◆ Excerpted data
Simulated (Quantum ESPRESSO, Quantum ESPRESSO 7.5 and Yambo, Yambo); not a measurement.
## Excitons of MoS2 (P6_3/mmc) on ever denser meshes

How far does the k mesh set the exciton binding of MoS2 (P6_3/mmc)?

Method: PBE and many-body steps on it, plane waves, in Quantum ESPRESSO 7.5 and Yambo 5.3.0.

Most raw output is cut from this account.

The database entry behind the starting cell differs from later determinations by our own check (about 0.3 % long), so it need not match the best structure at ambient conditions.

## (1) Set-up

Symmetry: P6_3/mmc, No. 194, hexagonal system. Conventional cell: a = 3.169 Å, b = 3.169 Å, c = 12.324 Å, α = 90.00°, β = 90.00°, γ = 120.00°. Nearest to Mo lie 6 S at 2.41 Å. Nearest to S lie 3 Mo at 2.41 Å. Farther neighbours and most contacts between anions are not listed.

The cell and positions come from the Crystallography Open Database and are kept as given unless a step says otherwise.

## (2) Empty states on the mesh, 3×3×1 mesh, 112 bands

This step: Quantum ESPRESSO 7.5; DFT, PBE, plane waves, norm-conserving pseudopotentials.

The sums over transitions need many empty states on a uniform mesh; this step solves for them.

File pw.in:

◆ Required action
With the first line of the records as the start and the line holding "The database entry" as the end, please copy exactly those lines and no others.

◆ Response area
Simulated (Quantum ESPRESSO, Quantum ESPRESSO 7.5 and Yambo, Yambo); not a measurement.
## Excitons of MoS2 (P6_3/mmc) on ever denser meshes

How far does the k mesh set the exciton binding of MoS2 (P6_3/mmc)?

Method: PBE and many-body steps on it, plane waves, in Quantum ESPRESSO 7.5 and Yambo 5.3.0.

Most raw output is cut from this account.

The database entry behind the starting cell differs from later determinations by our own check (about 0.3 % long), so it need not match the best structure at ambient conditions.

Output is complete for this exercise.